--- START ---
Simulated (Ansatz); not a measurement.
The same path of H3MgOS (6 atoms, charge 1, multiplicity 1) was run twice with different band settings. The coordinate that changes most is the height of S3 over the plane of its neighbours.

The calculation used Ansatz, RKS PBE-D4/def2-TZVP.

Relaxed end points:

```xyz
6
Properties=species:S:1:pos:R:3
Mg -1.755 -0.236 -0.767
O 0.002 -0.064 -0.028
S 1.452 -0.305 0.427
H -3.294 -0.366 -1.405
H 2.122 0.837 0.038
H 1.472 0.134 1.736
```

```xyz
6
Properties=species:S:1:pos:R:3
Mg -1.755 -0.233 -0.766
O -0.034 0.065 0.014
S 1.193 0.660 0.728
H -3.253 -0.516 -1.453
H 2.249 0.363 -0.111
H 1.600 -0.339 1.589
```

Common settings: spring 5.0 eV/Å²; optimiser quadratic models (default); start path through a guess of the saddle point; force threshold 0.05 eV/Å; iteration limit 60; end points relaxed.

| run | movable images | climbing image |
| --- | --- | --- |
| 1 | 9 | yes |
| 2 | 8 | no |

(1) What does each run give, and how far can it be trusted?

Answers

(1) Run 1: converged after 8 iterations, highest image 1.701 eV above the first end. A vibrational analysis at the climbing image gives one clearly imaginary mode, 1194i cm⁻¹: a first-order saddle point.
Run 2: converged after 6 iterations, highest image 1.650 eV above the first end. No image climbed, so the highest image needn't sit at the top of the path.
--- END ---

→ ASSIGNMENT
The entire listing is to be reproduced without alteration.

→ RESPONSE BOX
Simulated (Ansatz); not a measurement.
The same path of H3MgOS (6 atoms, charge 1, multiplicity 1) was run twice with different band settings. The coordinate that changes most is the height of S3 over the plane of its neighbours.

The calculation used Ansatz, RKS PBE-D4/def2-TZVP.

Relaxed end points:

```xyz
6
Properties=species:S:1:pos:R:3
Mg -1.755 -0.236 -0.767
O 0.002 -0.064 -0.028
S 1.452 -0.305 0.427
H -3.294 -0.366 -1.405
H 2.122 0.837 0.038
H 1.472 0.134 1.736
```

```xyz
6
Properties=species:S:1:pos:R:3
Mg -1.755 -0.233 -0.766
O -0.034 0.065 0.014
S 1.193 0.660 0.728
H -3.253 -0.516 -1.453
H 2.249 0.363 -0.111
H 1.600 -0.339 1.589
```

Common settings: spring 5.0 eV/Å²; optimiser quadratic models (default); start path through a guess of the saddle point; force threshold 0.05 eV/Å; iteration limit 60; end points relaxed.

| run | movable images | climbing image |
| --- | --- | --- |
| 1 | 9 | yes |
| 2 | 8 | no |

(1) What does each run give, and how far can it be trusted?

Answers

(1) Run 1: converged after 8 iterations, highest image 1.701 eV above the first end. A vibrational analysis at the climbing image gives one clearly imaginary mode, 1194i cm⁻¹: a first-order saddle point.
Run 2: converged after 6 iterations, highest image 1.650 eV above the first end. No image climbed, so the highest image needn't sit at the top of the path.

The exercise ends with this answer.